Dataset content >>
■ ■ ■

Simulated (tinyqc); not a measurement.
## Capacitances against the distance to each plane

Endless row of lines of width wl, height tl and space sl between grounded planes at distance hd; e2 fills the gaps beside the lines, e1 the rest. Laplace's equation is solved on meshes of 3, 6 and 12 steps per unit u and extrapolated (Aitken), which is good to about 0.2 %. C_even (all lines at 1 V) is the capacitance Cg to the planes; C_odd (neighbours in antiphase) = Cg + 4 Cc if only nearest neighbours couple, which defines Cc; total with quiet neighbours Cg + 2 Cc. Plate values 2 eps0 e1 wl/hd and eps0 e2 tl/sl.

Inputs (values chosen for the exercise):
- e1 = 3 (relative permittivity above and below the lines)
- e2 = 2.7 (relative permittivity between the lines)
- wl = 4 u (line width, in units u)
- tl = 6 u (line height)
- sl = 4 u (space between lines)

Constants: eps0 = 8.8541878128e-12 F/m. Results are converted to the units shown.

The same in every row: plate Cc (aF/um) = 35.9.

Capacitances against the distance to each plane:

■ ■ ■

Assigned task >>
The material must be repeated in full, with every line exact.

Task output >>
Simulated (tinyqc); not a measurement.
## Capacitances against the distance to each plane

Endless row of lines of width wl, height tl and space sl between grounded planes at distance hd; e2 fills the gaps beside the lines, e1 the rest. Laplace's equation is solved on meshes of 3, 6 and 12 steps per unit u and extrapolated (Aitken), which is good to about 0.2 %. C_even (all lines at 1 V) is the capacitance Cg to the planes; C_odd (neighbours in antiphase) = Cg + 4 Cc if only nearest neighbours couple, which defines Cc; total with quiet neighbours Cg + 2 Cc. Plate values 2 eps0 e1 wl/hd and eps0 e2 tl/sl.

Inputs (values chosen for the exercise):
- e1 = 3 (relative permittivity above and below the lines)
- e2 = 2.7 (relative permittivity between the lines)
- wl = 4 u (line width, in units u)
- tl = 6 u (line height)
- sl = 4 u (space between lines)

Constants: eps0 = 8.8541878128e-12 F/m. Results are converted to the units shown.

The same in every row: plate Cc (aF/um) = 35.9.

Capacitances against the distance to each plane:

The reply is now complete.